(Entries shown)

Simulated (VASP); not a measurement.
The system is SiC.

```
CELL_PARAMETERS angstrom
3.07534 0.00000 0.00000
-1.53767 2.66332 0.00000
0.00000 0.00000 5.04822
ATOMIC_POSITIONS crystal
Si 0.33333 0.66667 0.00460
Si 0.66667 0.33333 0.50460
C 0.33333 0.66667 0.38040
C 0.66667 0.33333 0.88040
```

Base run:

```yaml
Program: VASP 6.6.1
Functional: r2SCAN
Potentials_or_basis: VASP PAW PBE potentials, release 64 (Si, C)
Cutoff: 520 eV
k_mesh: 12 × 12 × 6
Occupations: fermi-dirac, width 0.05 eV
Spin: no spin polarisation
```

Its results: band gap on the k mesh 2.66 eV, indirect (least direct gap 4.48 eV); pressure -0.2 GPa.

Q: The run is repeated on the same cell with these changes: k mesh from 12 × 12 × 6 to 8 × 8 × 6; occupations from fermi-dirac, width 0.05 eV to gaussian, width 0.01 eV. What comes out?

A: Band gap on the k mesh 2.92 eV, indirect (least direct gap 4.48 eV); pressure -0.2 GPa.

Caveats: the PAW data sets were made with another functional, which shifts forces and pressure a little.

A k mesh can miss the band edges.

(End Entries shown)

Work instruction
Look above for the line containing "A: Band gap" and the line containing "Caveats: the PAW". Transcribe both, with the lines between them, exactly.

Response
A: Band gap on the k mesh 2.92 eV, indirect (least direct gap 4.48 eV); pressure -0.2 GPa.

Caveats: the PAW data sets were made with another functional, which shifts forces and pressure a little.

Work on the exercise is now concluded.